..............................

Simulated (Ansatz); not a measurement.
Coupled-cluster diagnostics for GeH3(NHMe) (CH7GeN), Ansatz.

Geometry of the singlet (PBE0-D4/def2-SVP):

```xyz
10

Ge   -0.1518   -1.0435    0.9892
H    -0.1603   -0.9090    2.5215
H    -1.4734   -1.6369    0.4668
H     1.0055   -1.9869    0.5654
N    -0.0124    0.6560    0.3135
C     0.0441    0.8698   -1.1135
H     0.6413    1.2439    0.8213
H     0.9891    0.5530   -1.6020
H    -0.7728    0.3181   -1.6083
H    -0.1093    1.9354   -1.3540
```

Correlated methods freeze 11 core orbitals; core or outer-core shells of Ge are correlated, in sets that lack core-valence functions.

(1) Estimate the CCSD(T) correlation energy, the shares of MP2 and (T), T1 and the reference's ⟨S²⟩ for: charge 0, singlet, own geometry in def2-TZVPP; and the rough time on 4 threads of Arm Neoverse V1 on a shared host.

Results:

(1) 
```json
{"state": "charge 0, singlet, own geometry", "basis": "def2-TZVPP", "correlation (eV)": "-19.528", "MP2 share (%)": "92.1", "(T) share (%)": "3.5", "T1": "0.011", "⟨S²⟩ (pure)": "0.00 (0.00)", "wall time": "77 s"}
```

..............................

Using the entries above, print each one again without any alteration.

WRITTEN ANSWER.
Simulated (Ansatz); not a measurement.
Coupled-cluster diagnostics for GeH3(NHMe) (CH7GeN), Ansatz.

Geometry of the singlet (PBE0-D4/def2-SVP):

```xyz
10

Ge   -0.1518   -1.0435    0.9892
H    -0.1603   -0.9090    2.5215
H    -1.4734   -1.6369    0.4668
H     1.0055   -1.9869    0.5654
N    -0.0124    0.6560    0.3135
C     0.0441    0.8698   -1.1135
H     0.6413    1.2439    0.8213
H     0.9891    0.5530   -1.6020
H    -0.7728    0.3181   -1.6083
H    -0.1093    1.9354   -1.3540
```

Correlated methods freeze 11 core orbitals; core or outer-core shells of Ge are correlated, in sets that lack core-valence functions.

(1) Estimate the CCSD(T) correlation energy, the shares of MP2 and (T), T1 and the reference's ⟨S²⟩ for: charge 0, singlet, own geometry in def2-TZVPP; and the rough time on 4 threads of Arm Neoverse V1 on a shared host.

Results:

(1) 
```json
{"state": "charge 0, singlet, own geometry", "basis": "def2-TZVPP", "correlation (eV)": "-19.528", "MP2 share (%)": "92.1", "(T) share (%)": "3.5", "T1": "0.011", "⟨S²⟩ (pure)": "0.00 (0.00)", "wall time": "77 s"}
```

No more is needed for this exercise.